════

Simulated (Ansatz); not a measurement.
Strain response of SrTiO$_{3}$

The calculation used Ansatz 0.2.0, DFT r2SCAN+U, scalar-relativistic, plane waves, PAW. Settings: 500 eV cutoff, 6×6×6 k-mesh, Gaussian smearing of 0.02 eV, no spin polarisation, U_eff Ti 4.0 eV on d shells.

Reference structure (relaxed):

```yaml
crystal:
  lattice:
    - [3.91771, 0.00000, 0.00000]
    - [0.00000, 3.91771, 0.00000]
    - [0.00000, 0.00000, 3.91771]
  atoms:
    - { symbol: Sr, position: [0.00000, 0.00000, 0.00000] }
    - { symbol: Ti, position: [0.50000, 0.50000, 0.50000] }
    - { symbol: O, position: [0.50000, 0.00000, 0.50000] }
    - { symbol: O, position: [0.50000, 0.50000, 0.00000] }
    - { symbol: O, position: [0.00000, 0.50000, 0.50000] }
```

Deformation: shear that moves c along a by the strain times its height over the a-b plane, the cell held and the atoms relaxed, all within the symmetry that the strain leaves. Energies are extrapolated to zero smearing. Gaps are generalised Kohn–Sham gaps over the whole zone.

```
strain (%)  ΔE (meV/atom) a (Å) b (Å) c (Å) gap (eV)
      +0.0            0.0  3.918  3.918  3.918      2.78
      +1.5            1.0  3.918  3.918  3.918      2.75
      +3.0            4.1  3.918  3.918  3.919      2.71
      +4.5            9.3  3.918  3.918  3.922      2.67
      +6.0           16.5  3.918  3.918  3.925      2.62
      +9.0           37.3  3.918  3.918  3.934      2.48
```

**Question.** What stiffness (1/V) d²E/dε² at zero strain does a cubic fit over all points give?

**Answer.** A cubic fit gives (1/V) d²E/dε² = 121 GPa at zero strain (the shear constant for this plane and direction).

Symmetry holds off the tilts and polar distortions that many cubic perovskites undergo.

════

# WORK ORDER
Taking the records above, retype every line from the one with "all points give?" down to the one with "plane and direction).", exactly and with nothing else.

# TASK OUTPUT
**Question.** What stiffness (1/V) d²E/dε² at zero strain does a cubic fit over all points give?

**Answer.** A cubic fit gives (1/V) d²E/dε² = 121 GPa at zero strain (the shear constant for this plane and direction).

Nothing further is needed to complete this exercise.